STORED DATA:
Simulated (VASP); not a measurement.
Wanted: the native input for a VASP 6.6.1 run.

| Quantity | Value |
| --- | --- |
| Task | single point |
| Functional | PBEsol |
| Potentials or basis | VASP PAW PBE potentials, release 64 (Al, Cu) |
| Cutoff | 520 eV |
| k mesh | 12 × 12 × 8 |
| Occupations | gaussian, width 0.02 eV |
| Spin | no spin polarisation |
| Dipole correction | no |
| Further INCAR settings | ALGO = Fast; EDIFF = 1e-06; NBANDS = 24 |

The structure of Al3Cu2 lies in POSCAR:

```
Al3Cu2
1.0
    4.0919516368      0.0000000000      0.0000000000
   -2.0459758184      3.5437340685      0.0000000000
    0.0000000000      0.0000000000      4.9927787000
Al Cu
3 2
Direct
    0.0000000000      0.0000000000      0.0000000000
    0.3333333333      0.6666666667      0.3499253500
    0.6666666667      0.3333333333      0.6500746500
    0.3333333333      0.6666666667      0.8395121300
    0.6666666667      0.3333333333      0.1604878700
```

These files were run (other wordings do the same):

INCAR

WORK REQUEST:
Retype each entry without altering a single word.

ANSWER SECTION:
Simulated (VASP); not a measurement.
Wanted: the native input for a VASP 6.6.1 run.

| Quantity | Value |
| --- | --- |
| Task | single point |
| Functional | PBEsol |
| Potentials or basis | VASP PAW PBE potentials, release 64 (Al, Cu) |
| Cutoff | 520 eV |
| k mesh | 12 × 12 × 8 |
| Occupations | gaussian, width 0.02 eV |
| Spin | no spin polarisation |
| Dipole correction | no |
| Further INCAR settings | ALGO = Fast; EDIFF = 1e-06; NBANDS = 24 |

The structure of Al3Cu2 lies in POSCAR:

```
Al3Cu2
1.0
    4.0919516368      0.0000000000      0.0000000000
   -2.0459758184      3.5437340685      0.0000000000
    0.0000000000      0.0000000000      4.9927787000
Al Cu
3 2
Direct
    0.0000000000      0.0000000000      0.0000000000
    0.3333333333      0.6666666667      0.3499253500
    0.6666666667      0.3333333333      0.6500746500
    0.3333333333      0.6666666667      0.8395121300
    0.6666666667      0.3333333333      0.1604878700
```

These files were run (other wordings do the same):

INCAR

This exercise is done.